--- Exercise ---
The lines from the top of the records below through the one containing "Computed at the level's own relaxed cell." are to be transcribed exactly, and nothing else is to be added.

--- Dataset entries ---
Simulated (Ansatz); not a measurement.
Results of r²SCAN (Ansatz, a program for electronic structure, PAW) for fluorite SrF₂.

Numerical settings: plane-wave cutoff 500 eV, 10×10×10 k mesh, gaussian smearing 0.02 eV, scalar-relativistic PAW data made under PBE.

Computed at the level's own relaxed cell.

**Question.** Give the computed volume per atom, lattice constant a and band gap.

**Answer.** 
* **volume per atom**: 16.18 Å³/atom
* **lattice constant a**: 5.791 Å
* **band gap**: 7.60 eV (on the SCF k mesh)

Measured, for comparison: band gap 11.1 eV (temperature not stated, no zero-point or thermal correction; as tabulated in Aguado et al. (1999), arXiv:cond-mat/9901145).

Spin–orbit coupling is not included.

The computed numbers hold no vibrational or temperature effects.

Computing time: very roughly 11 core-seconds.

--- Task output ---
Simulated (Ansatz); not a measurement.
Results of r²SCAN (Ansatz, a program for electronic structure, PAW) for fluorite SrF₂.

Numerical settings: plane-wave cutoff 500 eV, 10×10×10 k mesh, gaussian smearing 0.02 eV, scalar-relativistic PAW data made under PBE.

Computed at the level's own relaxed cell.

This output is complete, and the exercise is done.